Material provided
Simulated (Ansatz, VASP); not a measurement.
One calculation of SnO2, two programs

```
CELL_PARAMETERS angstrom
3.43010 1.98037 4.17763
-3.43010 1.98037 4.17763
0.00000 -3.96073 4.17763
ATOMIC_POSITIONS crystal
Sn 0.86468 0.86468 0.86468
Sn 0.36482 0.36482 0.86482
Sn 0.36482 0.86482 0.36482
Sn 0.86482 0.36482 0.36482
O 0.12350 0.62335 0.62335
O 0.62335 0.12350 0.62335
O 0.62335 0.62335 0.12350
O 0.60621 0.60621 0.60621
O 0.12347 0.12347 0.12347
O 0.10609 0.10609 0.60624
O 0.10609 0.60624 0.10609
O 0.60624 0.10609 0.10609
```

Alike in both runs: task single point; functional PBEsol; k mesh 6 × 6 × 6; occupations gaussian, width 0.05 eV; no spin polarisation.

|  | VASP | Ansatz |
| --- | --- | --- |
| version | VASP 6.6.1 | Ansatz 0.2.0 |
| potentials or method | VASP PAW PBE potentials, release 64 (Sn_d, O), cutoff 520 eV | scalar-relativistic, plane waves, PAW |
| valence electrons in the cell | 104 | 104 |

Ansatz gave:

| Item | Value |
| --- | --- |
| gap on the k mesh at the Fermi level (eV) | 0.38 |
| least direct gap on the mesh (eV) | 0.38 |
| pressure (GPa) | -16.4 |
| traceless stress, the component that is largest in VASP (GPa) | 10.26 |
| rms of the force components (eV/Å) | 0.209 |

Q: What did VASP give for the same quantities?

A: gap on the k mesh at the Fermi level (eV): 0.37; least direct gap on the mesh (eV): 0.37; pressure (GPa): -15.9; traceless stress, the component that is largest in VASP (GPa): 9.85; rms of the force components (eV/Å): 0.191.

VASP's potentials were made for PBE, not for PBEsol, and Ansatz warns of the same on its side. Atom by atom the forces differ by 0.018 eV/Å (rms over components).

Activity
Every line from the first through the one containing "(eV/Å) | 0.209 |" in the listing above must be given again exactly, with nothing else alongside.

Result
Simulated (Ansatz, VASP); not a measurement.
One calculation of SnO2, two programs

```
CELL_PARAMETERS angstrom
3.43010 1.98037 4.17763
-3.43010 1.98037 4.17763
0.00000 -3.96073 4.17763
ATOMIC_POSITIONS crystal
Sn 0.86468 0.86468 0.86468
Sn 0.36482 0.36482 0.86482
Sn 0.36482 0.86482 0.36482
Sn 0.86482 0.36482 0.36482
O 0.12350 0.62335 0.62335
O 0.62335 0.12350 0.62335
O 0.62335 0.62335 0.12350
O 0.60621 0.60621 0.60621
O 0.12347 0.12347 0.12347
O 0.10609 0.10609 0.60624
O 0.10609 0.60624 0.10609
O 0.60624 0.10609 0.10609
```

Alike in both runs: task single point; functional PBEsol; k mesh 6 × 6 × 6; occupations gaussian, width 0.05 eV; no spin polarisation.

|  | VASP | Ansatz |
| --- | --- | --- |
| version | VASP 6.6.1 | Ansatz 0.2.0 |
| potentials or method | VASP PAW PBE potentials, release 64 (Sn_d, O), cutoff 520 eV | scalar-relativistic, plane waves, PAW |
| valence electrons in the cell | 104 | 104 |

Ansatz gave:

| Item | Value |
| --- | --- |
| gap on the k mesh at the Fermi level (eV) | 0.38 |
| least direct gap on the mesh (eV) | 0.38 |
| pressure (GPa) | -16.4 |
| traceless stress, the component that is largest in VASP (GPa) | 10.26 |
| rms of the force components (eV/Å) | 0.209 |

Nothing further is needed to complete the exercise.